> TASK ITEM:
There is one span to output from the data below: the lines starting at the line with "7 atoms, charge -1, spin multiplicity 1." and ending at the line with "### Step 2. SCF at the start, singlet". Output it exactly, ends included, nothing more.

========================================================================

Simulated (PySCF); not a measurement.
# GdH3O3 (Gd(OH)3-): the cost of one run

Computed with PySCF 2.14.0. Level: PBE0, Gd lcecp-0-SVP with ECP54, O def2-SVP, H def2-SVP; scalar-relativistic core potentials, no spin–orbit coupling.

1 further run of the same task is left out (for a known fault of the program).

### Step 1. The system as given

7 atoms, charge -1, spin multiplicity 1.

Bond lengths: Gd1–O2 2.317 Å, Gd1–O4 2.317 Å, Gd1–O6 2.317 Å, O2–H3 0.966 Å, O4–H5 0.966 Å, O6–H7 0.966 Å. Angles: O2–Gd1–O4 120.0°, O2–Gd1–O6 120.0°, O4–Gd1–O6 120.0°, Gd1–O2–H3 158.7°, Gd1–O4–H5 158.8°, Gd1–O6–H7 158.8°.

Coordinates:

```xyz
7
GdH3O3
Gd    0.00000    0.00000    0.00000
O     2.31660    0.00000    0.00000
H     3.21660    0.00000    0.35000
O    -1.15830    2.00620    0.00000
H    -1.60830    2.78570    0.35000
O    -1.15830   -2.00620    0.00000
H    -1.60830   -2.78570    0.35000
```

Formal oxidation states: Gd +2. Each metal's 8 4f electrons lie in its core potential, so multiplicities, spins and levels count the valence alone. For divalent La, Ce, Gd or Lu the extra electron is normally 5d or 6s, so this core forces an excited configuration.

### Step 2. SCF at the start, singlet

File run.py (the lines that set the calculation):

========================================================================

> YOUR SOLUTION:
7 atoms, charge -1, spin multiplicity 1.

Bond lengths: Gd1–O2 2.317 Å, Gd1–O4 2.317 Å, Gd1–O6 2.317 Å, O2–H3 0.966 Å, O4–H5 0.966 Å, O6–H7 0.966 Å. Angles: O2–Gd1–O4 120.0°, O2–Gd1–O6 120.0°, O4–Gd1–O6 120.0°, Gd1–O2–H3 158.7°, Gd1–O4–H5 158.8°, Gd1–O6–H7 158.8°.

Coordinates:

```xyz
7
GdH3O3
Gd    0.00000    0.00000    0.00000
O     2.31660    0.00000    0.00000
H     3.21660    0.00000    0.35000
O    -1.15830    2.00620    0.00000
H    -1.60830    2.78570    0.35000
O    -1.15830   -2.00620    0.00000
H    -1.60830   -2.78570    0.35000
```

Formal oxidation states: Gd +2. Each metal's 8 4f electrons lie in its core potential, so multiplicities, spins and levels count the valence alone. For divalent La, Ce, Gd or Lu the extra electron is normally 5d or 6s, so this core forces an excited configuration.

### Step 2. SCF at the start, singlet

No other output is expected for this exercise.